########
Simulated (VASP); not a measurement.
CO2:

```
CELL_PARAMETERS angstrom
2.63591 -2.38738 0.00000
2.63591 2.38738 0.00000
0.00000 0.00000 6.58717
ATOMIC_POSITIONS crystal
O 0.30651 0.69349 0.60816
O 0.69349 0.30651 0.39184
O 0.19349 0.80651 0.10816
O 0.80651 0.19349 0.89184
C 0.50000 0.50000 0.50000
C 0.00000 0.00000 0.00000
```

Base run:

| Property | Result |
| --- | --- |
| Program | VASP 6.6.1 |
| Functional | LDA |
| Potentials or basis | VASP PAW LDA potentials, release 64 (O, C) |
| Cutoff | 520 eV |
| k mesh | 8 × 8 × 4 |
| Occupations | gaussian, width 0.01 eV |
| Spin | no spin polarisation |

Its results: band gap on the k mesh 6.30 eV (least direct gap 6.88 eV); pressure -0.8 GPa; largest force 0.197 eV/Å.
########

• [Activity]: Repeat the material above in full. Match it exactly.

• [Response box]:
Simulated (VASP); not a measurement.
CO2:

```
CELL_PARAMETERS angstrom
2.63591 -2.38738 0.00000
2.63591 2.38738 0.00000
0.00000 0.00000 6.58717
ATOMIC_POSITIONS crystal
O 0.30651 0.69349 0.60816
O 0.69349 0.30651 0.39184
O 0.19349 0.80651 0.10816
O 0.80651 0.19349 0.89184
C 0.50000 0.50000 0.50000
C 0.00000 0.00000 0.00000
```

Base run:

| Property | Result |
| --- | --- |
| Program | VASP 6.6.1 |
| Functional | LDA |
| Potentials or basis | VASP PAW LDA potentials, release 64 (O, C) |
| Cutoff | 520 eV |
| k mesh | 8 × 8 × 4 |
| Occupations | gaussian, width 0.01 eV |
| Spin | no spin polarisation |

Its results: band gap on the k mesh 6.30 eV (least direct gap 6.88 eV); pressure -0.8 GPa; largest force 0.197 eV/Å.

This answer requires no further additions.